» WORK ORDER
Word for word, restate the lines of the material below from its first line through the one containing "Caveats: the PAW". Omit the rest.

» DATA
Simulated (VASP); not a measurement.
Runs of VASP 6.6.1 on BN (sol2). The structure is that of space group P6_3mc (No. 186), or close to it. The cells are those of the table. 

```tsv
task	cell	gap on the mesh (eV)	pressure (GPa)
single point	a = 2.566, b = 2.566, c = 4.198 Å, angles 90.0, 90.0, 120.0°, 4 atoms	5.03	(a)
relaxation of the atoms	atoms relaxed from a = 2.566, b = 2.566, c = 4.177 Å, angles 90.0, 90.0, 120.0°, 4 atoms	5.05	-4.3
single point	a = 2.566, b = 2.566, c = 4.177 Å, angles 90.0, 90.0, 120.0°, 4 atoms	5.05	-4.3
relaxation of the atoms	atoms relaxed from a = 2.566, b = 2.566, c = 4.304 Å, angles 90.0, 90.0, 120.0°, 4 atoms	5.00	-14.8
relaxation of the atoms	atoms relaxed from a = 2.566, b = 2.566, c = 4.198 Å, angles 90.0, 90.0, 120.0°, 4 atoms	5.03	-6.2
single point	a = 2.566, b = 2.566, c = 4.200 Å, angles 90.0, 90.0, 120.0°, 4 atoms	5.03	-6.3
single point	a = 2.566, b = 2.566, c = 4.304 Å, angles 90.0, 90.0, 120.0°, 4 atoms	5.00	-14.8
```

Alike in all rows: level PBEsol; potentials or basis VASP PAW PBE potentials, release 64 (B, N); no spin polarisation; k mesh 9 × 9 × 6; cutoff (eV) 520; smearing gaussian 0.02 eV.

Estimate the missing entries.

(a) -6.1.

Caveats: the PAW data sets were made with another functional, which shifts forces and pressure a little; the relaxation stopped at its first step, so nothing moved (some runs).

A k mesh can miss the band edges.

» TASK RESPONSE
Simulated (VASP); not a measurement.
Runs of VASP 6.6.1 on BN (sol2). The structure is that of space group P6_3mc (No. 186), or close to it. The cells are those of the table. 

```tsv
task	cell	gap on the mesh (eV)	pressure (GPa)
single point	a = 2.566, b = 2.566, c = 4.198 Å, angles 90.0, 90.0, 120.0°, 4 atoms	5.03	(a)
relaxation of the atoms	atoms relaxed from a = 2.566, b = 2.566, c = 4.177 Å, angles 90.0, 90.0, 120.0°, 4 atoms	5.05	-4.3
single point	a = 2.566, b = 2.566, c = 4.177 Å, angles 90.0, 90.0, 120.0°, 4 atoms	5.05	-4.3
relaxation of the atoms	atoms relaxed from a = 2.566, b = 2.566, c = 4.304 Å, angles 90.0, 90.0, 120.0°, 4 atoms	5.00	-14.8
relaxation of the atoms	atoms relaxed from a = 2.566, b = 2.566, c = 4.198 Å, angles 90.0, 90.0, 120.0°, 4 atoms	5.03	-6.2
single point	a = 2.566, b = 2.566, c = 4.200 Å, angles 90.0, 90.0, 120.0°, 4 atoms	5.03	-6.3
single point	a = 2.566, b = 2.566, c = 4.304 Å, angles 90.0, 90.0, 120.0°, 4 atoms	5.00	-14.8
```

Alike in all rows: level PBEsol; potentials or basis VASP PAW PBE potentials, release 64 (B, N); no spin polarisation; k mesh 9 × 9 × 6; cutoff (eV) 520; smearing gaussian 0.02 eV.

Estimate the missing entries.

(a) -6.1.

Caveats: the PAW data sets were made with another functional, which shifts forces and pressure a little; the relaxation stopped at its first step, so nothing moved (some runs).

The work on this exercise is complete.